STUDY MATERIAL —
--- START ---
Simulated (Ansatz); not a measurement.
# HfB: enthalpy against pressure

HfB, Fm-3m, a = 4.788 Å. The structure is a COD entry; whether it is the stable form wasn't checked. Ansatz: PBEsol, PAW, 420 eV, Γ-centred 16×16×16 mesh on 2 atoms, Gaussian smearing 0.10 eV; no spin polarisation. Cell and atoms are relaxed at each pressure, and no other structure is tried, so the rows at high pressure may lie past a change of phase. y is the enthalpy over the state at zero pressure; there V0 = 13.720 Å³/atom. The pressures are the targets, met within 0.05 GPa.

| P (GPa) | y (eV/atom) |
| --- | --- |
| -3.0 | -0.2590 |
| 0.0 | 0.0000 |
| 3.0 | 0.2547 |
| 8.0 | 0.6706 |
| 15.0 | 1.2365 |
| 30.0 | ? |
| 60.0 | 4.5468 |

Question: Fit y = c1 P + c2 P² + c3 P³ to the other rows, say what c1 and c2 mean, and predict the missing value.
--- END ---

WORK ITEM —
Your response should consist of the whole listing, repeated exactly.

RESPONSE —
Simulated (Ansatz); not a measurement.
# HfB: enthalpy against pressure

HfB, Fm-3m, a = 4.788 Å. The structure is a COD entry; whether it is the stable form wasn't checked. Ansatz: PBEsol, PAW, 420 eV, Γ-centred 16×16×16 mesh on 2 atoms, Gaussian smearing 0.10 eV; no spin polarisation. Cell and atoms are relaxed at each pressure, and no other structure is tried, so the rows at high pressure may lie past a change of phase. y is the enthalpy over the state at zero pressure; there V0 = 13.720 Å³/atom. The pressures are the targets, met within 0.05 GPa.

| P (GPa) | y (eV/atom) |
| --- | --- |
| -3.0 | -0.2590 |
| 0.0 | 0.0000 |
| 3.0 | 0.2547 |
| 8.0 | 0.6706 |
| 15.0 | 1.2365 |
| 30.0 | ? |
| 60.0 | 4.5468 |

Question: Fit y = c1 P + c2 P² + c3 P³ to the other rows, say what c1 and c2 mean, and predict the missing value.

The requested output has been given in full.